STORED DATA:
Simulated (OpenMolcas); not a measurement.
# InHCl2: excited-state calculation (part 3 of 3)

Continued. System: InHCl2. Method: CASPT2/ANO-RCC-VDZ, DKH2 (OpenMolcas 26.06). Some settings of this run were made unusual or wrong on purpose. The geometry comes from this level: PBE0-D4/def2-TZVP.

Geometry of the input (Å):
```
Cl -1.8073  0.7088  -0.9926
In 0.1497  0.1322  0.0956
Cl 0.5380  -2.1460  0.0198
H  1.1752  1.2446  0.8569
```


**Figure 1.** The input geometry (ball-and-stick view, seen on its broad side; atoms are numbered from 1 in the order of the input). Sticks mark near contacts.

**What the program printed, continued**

ASSIGNED TASK: Begin at the first line of the records above and quote every line verbatim through the one that contains "mark near contacts.".

TASK RESPONSE:
Simulated (OpenMolcas); not a measurement.
# InHCl2: excited-state calculation (part 3 of 3)

Continued. System: InHCl2. Method: CASPT2/ANO-RCC-VDZ, DKH2 (OpenMolcas 26.06). Some settings of this run were made unusual or wrong on purpose. The geometry comes from this level: PBE0-D4/def2-TZVP.

Geometry of the input (Å):
```
Cl -1.8073  0.7088  -0.9926
In 0.1497  0.1322  0.0956
Cl 0.5380  -2.1460  0.0198
H  1.1752  1.2446  0.8569
```


**Figure 1.** The input geometry (ball-and-stick view, seen on its broad side; atoms are numbered from 1 in the order of the input). Sticks mark near contacts.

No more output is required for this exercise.